* [EXERCISE DATA]:
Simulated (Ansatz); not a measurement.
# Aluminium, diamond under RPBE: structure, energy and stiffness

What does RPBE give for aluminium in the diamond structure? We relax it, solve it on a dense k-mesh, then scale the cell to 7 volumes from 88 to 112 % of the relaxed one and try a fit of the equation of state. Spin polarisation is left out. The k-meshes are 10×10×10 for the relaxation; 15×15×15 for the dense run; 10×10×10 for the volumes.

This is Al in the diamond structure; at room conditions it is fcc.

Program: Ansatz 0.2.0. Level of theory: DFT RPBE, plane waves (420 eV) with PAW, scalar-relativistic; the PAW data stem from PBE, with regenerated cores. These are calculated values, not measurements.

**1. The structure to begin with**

* [WORK REQUEST]:
Every record is to be written out verbatim.

* [TASK ANSWER]:
Simulated (Ansatz); not a measurement.
# Aluminium, diamond under RPBE: structure, energy and stiffness

What does RPBE give for aluminium in the diamond structure? We relax it, solve it on a dense k-mesh, then scale the cell to 7 volumes from 88 to 112 % of the relaxed one and try a fit of the equation of state. Spin polarisation is left out. The k-meshes are 10×10×10 for the relaxation; 15×15×15 for the dense run; 10×10×10 for the volumes.

This is Al in the diamond structure; at room conditions it is fcc.

Program: Ansatz 0.2.0. Level of theory: DFT RPBE, plane waves (420 eV) with PAW, scalar-relativistic; the PAW data stem from PBE, with regenerated cores. These are calculated values, not measurements.

**1. The structure to begin with**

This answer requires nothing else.